========

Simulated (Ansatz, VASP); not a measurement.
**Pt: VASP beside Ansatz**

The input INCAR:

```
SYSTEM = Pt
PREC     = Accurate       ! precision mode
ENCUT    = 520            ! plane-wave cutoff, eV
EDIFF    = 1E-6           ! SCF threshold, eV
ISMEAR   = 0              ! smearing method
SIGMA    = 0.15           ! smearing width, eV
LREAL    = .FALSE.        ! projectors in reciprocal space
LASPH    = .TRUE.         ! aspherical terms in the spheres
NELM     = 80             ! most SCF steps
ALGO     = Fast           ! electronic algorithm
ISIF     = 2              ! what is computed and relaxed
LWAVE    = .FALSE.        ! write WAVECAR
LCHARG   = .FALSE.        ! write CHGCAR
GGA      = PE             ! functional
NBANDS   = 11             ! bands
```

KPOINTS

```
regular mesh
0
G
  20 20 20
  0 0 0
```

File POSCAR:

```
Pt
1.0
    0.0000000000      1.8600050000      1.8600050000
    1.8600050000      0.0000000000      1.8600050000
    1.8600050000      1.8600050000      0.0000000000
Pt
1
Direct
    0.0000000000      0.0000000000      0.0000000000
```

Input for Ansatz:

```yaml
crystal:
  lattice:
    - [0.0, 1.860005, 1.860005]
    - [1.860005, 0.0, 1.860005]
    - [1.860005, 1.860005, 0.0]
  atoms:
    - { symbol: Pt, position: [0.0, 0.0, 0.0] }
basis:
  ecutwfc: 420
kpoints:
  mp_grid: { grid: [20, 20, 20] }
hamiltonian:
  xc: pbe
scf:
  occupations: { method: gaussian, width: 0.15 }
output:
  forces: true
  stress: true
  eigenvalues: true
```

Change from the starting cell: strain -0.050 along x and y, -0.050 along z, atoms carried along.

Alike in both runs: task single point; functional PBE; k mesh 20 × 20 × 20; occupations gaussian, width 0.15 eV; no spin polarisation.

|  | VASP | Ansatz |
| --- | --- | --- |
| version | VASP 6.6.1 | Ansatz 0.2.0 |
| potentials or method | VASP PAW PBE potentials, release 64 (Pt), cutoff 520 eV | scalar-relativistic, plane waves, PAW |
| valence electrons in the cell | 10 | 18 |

========

Assigned task >> Of the entries above, repeat exactly the lines from the line with "Change from the" through the line with "waves, PAW |", both of them included.

Your response >>
Change from the starting cell: strain -0.050 along x and y, -0.050 along z, atoms carried along.

Alike in both runs: task single point; functional PBE; k mesh 20 × 20 × 20; occupations gaussian, width 0.15 eV; no spin polarisation.

|  | VASP | Ansatz |
| --- | --- | --- |
| version | VASP 6.6.1 | Ansatz 0.2.0 |
| potentials or method | VASP PAW PBE potentials, release 64 (Pt), cutoff 520 eV | scalar-relativistic, plane waves, PAW |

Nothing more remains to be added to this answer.